BEGIN
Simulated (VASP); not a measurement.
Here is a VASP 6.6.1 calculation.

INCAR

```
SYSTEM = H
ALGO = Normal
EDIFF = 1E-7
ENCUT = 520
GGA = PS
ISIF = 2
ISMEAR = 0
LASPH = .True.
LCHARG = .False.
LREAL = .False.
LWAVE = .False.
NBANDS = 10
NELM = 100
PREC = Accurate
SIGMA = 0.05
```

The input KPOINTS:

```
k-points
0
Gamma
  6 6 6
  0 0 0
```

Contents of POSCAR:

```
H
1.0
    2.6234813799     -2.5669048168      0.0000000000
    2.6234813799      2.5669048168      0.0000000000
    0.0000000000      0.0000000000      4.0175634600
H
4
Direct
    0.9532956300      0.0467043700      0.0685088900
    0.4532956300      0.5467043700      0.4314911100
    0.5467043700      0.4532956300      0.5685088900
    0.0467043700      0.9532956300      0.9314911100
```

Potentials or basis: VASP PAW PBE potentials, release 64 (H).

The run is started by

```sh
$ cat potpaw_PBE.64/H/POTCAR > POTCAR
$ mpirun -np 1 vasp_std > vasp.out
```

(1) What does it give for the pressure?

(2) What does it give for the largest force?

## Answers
END

▶ _TASK ITEM_
Output the full listing above without altering a single word.

▶ _EXERCISE OUTPUT_
Simulated (VASP); not a measurement.
Here is a VASP 6.6.1 calculation.

INCAR

```
SYSTEM = H
ALGO = Normal
EDIFF = 1E-7
ENCUT = 520
GGA = PS
ISIF = 2
ISMEAR = 0
LASPH = .True.
LCHARG = .False.
LREAL = .False.
LWAVE = .False.
NBANDS = 10
NELM = 100
PREC = Accurate
SIGMA = 0.05
```

The input KPOINTS:

```
k-points
0
Gamma
  6 6 6
  0 0 0
```

Contents of POSCAR:

```
H
1.0
    2.6234813799     -2.5669048168      0.0000000000
    2.6234813799      2.5669048168      0.0000000000
    0.0000000000      0.0000000000      4.0175634600
H
4
Direct
    0.9532956300      0.0467043700      0.0685088900
    0.4532956300      0.5467043700      0.4314911100
    0.5467043700      0.4532956300      0.5685088900
    0.0467043700      0.9532956300      0.9314911100
```

Potentials or basis: VASP PAW PBE potentials, release 64 (H).

The run is started by

```sh
$ cat potpaw_PBE.64/H/POTCAR > POTCAR
$ mpirun -np 1 vasp_std > vasp.out
```

(1) What does it give for the pressure?

(2) What does it give for the largest force?

## Answers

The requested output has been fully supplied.